### Work task
The data should be printed again, exactly.

### Records provided
++++++++++
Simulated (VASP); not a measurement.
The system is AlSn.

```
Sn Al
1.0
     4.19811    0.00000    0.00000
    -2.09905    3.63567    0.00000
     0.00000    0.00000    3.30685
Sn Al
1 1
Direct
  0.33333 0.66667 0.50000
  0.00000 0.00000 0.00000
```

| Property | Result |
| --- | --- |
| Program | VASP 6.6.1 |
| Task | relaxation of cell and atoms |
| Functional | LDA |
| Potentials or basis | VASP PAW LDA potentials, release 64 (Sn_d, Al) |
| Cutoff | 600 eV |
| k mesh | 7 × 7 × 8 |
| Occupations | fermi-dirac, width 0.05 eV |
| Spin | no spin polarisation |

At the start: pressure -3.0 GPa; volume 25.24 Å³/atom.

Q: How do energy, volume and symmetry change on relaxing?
++++++++++

### Expected answer
Simulated (VASP); not a measurement.
The system is AlSn.

```
Sn Al
1.0
     4.19811    0.00000    0.00000
    -2.09905    3.63567    0.00000
     0.00000    0.00000    3.30685
Sn Al
1 1
Direct
  0.33333 0.66667 0.50000
  0.00000 0.00000 0.00000
```

| Property | Result |
| --- | --- |
| Program | VASP 6.6.1 |
| Task | relaxation of cell and atoms |
| Functional | LDA |
| Potentials or basis | VASP PAW LDA potentials, release 64 (Sn_d, Al) |
| Cutoff | 600 eV |
| k mesh | 7 × 7 × 8 |
| Occupations | fermi-dirac, width 0.05 eV |
| Spin | no spin polarisation |

At the start: pressure -3.0 GPa; volume 25.24 Å³/atom.

Q: How do energy, volume and symmetry change on relaxing?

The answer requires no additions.